__Provided records__:
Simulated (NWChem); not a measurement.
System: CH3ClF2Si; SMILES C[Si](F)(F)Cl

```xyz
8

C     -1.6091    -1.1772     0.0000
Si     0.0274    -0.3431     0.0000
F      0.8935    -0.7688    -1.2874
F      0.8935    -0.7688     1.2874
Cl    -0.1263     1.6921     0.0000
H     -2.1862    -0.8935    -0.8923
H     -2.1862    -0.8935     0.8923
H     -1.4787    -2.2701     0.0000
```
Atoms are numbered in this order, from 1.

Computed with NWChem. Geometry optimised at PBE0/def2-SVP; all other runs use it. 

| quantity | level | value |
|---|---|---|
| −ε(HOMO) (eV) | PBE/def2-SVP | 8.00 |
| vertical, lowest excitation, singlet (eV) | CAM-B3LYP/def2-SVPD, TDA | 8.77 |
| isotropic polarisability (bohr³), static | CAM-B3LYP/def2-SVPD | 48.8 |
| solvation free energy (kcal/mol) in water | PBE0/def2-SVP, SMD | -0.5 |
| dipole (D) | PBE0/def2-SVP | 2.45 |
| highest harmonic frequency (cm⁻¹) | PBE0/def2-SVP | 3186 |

__Work task__: Give the whole listing again, character for character.

__Answer section__:
Simulated (NWChem); not a measurement.
System: CH3ClF2Si; SMILES C[Si](F)(F)Cl

```xyz
8

C     -1.6091    -1.1772     0.0000
Si     0.0274    -0.3431     0.0000
F      0.8935    -0.7688    -1.2874
F      0.8935    -0.7688     1.2874
Cl    -0.1263     1.6921     0.0000
H     -2.1862    -0.8935    -0.8923
H     -2.1862    -0.8935     0.8923
H     -1.4787    -2.2701     0.0000
```
Atoms are numbered in this order, from 1.

Computed with NWChem. Geometry optimised at PBE0/def2-SVP; all other runs use it. 

| quantity | level | value |
|---|---|---|
| −ε(HOMO) (eV) | PBE/def2-SVP | 8.00 |
| vertical, lowest excitation, singlet (eV) | CAM-B3LYP/def2-SVPD, TDA | 8.77 |
| isotropic polarisability (bohr³), static | CAM-B3LYP/def2-SVPD | 48.8 |
| solvation free energy (kcal/mol) in water | PBE0/def2-SVP, SMD | -0.5 |
| dipole (D) | PBE0/def2-SVP | 2.45 |
| highest harmonic frequency (cm⁻¹) | PBE0/def2-SVP | 3186 |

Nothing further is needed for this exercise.